§ **Work task**: Could you repeat every record exactly as it appears?

§ **Source data**:
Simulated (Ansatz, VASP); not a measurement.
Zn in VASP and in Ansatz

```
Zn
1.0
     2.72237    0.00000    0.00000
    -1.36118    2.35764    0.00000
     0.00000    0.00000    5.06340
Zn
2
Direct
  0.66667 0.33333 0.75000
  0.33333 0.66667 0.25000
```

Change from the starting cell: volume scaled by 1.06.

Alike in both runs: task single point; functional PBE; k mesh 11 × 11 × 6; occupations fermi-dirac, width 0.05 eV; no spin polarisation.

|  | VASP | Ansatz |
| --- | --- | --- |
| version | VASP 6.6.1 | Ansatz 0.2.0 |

§ **Response**:
Simulated (Ansatz, VASP); not a measurement.
Zn in VASP and in Ansatz

```
Zn
1.0
     2.72237    0.00000    0.00000
    -1.36118    2.35764    0.00000
     0.00000    0.00000    5.06340
Zn
2
Direct
  0.66667 0.33333 0.75000
  0.33333 0.66667 0.25000
```

Change from the starting cell: volume scaled by 1.06.

Alike in both runs: task single point; functional PBE; k mesh 11 × 11 × 6; occupations fermi-dirac, width 0.05 eV; no spin polarisation.

|  | VASP | Ansatz |
| --- | --- | --- |
| version | VASP 6.6.1 | Ansatz 0.2.0 |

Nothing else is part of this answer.